■ **Available data**
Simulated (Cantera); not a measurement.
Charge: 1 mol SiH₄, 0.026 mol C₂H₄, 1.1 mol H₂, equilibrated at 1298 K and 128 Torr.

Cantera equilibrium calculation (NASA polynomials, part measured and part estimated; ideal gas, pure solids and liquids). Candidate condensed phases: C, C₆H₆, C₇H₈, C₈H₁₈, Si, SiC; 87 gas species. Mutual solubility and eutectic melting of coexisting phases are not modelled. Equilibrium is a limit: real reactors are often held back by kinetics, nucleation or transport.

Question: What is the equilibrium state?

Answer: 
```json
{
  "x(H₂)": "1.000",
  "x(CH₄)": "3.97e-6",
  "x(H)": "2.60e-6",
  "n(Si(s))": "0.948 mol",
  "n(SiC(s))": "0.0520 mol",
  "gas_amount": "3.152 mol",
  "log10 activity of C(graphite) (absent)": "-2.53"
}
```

■ **Brief**
Every record above is to be copied exactly.

■ **Response box**
Simulated (Cantera); not a measurement.
Charge: 1 mol SiH₄, 0.026 mol C₂H₄, 1.1 mol H₂, equilibrated at 1298 K and 128 Torr.

Cantera equilibrium calculation (NASA polynomials, part measured and part estimated; ideal gas, pure solids and liquids). Candidate condensed phases: C, C₆H₆, C₇H₈, C₈H₁₈, Si, SiC; 87 gas species. Mutual solubility and eutectic melting of coexisting phases are not modelled. Equilibrium is a limit: real reactors are often held back by kinetics, nucleation or transport.

Question: What is the equilibrium state?

Answer: 
```json
{
  "x(H₂)": "1.000",
  "x(CH₄)": "3.97e-6",
  "x(H)": "2.60e-6",
  "n(Si(s))": "0.948 mol",
  "n(SiC(s))": "0.0520 mol",
  "gas_amount": "3.152 mol",
  "log10 activity of C(graphite) (absent)": "-2.53"
}
```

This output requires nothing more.